◆ BRIEF
Can you restate the lines of the entries below, word for word, from the first one through the line that includes "Q: Give the"?

◆ PROVIDED RECORDS
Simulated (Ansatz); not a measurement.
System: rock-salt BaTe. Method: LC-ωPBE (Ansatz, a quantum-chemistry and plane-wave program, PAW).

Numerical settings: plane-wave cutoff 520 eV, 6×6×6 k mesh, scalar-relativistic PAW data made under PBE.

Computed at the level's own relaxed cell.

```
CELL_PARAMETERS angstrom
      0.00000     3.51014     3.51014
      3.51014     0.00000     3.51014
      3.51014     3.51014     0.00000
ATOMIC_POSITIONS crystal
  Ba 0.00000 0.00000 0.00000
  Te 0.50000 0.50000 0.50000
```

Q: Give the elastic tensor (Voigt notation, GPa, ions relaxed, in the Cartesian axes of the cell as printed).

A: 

◆ REPLY
Simulated (Ansatz); not a measurement.
System: rock-salt BaTe. Method: LC-ωPBE (Ansatz, a quantum-chemistry and plane-wave program, PAW).

Numerical settings: plane-wave cutoff 520 eV, 6×6×6 k mesh, scalar-relativistic PAW data made under PBE.

Computed at the level's own relaxed cell.

```
CELL_PARAMETERS angstrom
      0.00000     3.51014     3.51014
      3.51014     0.00000     3.51014
      3.51014     3.51014     0.00000
ATOMIC_POSITIONS crystal
  Ba 0.00000 0.00000 0.00000
  Te 0.50000 0.50000 0.50000
```

Q: Give the elastic tensor (Voigt notation, GPa, ions relaxed, in the Cartesian axes of the cell as printed).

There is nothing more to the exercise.